== Work task ==
Set down all of the records word for word.

== Data for analysis ==
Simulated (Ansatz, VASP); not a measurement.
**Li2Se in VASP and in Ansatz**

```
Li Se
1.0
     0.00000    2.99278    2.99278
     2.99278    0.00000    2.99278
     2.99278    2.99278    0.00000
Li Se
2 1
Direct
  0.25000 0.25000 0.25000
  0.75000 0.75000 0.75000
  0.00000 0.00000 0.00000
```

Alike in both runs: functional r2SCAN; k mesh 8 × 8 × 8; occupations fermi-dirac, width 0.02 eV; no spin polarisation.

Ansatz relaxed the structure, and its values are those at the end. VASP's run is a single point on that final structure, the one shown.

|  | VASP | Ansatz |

== Problem solution ==
Simulated (Ansatz, VASP); not a measurement.
**Li2Se in VASP and in Ansatz**

```
Li Se
1.0
     0.00000    2.99278    2.99278
     2.99278    0.00000    2.99278
     2.99278    2.99278    0.00000
Li Se
2 1
Direct
  0.25000 0.25000 0.25000
  0.75000 0.75000 0.75000
  0.00000 0.00000 0.00000
```

Alike in both runs: functional r2SCAN; k mesh 8 × 8 × 8; occupations fermi-dirac, width 0.02 eV; no spin polarisation.

Ansatz relaxed the structure, and its values are those at the end. VASP's run is a single point on that final structure, the one shown.

|  | VASP | Ansatz |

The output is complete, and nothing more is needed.